● **Supplied data**:
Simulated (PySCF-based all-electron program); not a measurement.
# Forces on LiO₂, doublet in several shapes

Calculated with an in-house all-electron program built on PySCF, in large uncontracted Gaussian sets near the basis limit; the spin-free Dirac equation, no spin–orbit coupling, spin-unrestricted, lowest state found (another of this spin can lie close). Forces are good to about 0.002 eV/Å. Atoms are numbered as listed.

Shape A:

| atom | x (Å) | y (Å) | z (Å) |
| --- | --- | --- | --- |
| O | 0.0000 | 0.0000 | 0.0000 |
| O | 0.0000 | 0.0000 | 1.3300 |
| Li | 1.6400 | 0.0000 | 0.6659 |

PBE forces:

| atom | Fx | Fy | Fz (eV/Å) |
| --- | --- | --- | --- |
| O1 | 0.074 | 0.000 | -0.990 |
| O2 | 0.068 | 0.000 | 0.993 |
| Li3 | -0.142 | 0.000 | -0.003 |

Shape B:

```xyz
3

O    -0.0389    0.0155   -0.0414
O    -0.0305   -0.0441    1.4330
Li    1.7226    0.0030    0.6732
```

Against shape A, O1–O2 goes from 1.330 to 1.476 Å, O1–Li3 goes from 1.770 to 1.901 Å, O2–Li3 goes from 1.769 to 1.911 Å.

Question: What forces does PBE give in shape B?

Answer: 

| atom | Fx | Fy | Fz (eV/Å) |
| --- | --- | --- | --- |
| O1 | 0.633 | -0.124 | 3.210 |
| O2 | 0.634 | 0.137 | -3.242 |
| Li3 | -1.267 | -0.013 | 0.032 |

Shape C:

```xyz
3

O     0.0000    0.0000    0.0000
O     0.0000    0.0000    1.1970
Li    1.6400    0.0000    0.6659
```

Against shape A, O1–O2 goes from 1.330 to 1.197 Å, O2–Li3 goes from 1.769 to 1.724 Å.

● **Brief**: Reproduce exactly the lines above from the line with "0.0000 | 1.3300 |" to the line with "0.137 | -3.242 |", including both, and add nothing.

● **Response**:
| O | 0.0000 | 0.0000 | 1.3300 |
| Li | 1.6400 | 0.0000 | 0.6659 |

PBE forces:

| atom | Fx | Fy | Fz (eV/Å) |
| --- | --- | --- | --- |
| O1 | 0.074 | 0.000 | -0.990 |
| O2 | 0.068 | 0.000 | 0.993 |
| Li3 | -0.142 | 0.000 | -0.003 |

Shape B:

```xyz
3

O    -0.0389    0.0155   -0.0414
O    -0.0305   -0.0441    1.4330
Li    1.7226    0.0030    0.6732
```

Against shape A, O1–O2 goes from 1.330 to 1.476 Å, O1–Li3 goes from 1.770 to 1.901 Å, O2–Li3 goes from 1.769 to 1.911 Å.

Question: What forces does PBE give in shape B?

Answer: 

| atom | Fx | Fy | Fz (eV/Å) |
| --- | --- | --- | --- |
| O1 | 0.633 | -0.124 | 3.210 |
| O2 | 0.634 | 0.137 | -3.242 |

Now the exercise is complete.